Extracted entries: Begin

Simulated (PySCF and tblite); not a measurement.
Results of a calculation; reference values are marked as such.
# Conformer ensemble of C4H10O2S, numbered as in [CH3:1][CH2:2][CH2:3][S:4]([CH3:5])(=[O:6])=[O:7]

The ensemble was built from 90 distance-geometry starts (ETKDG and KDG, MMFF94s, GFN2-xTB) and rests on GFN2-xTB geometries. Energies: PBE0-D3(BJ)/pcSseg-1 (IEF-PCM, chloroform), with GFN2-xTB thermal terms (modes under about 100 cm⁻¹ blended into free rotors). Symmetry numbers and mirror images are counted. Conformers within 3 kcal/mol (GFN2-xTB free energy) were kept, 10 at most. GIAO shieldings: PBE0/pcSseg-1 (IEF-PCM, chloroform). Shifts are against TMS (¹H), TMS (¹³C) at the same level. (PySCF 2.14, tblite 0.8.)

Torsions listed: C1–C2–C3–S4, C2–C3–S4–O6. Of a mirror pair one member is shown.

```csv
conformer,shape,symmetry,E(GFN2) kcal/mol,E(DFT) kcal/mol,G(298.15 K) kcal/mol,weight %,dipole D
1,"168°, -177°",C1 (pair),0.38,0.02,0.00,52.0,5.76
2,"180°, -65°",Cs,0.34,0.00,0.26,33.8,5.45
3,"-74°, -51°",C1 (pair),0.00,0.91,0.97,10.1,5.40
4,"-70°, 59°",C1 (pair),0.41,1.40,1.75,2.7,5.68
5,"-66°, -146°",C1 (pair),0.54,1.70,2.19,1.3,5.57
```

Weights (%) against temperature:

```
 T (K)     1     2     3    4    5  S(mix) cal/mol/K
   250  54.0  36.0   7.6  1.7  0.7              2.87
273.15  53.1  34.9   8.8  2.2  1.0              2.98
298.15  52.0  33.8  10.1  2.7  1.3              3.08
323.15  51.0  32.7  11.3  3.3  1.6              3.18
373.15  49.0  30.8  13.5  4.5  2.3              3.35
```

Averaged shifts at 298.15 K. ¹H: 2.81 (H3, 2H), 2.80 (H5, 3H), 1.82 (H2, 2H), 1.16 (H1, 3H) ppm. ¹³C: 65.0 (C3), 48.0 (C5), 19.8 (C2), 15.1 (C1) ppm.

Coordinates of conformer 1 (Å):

Extracted entries: End

▶ Work request:
Looking at the material above, please copy exactly every line from its first line through the line containing "# Conformer ensemble", with both ends included and nothing else.

▶ Answer space:
Simulated (PySCF and tblite); not a measurement.
Results of a calculation; reference values are marked as such.
# Conformer ensemble of C4H10O2S, numbered as in [CH3:1][CH2:2][CH2:3][S:4]([CH3:5])(=[O:6])=[O:7]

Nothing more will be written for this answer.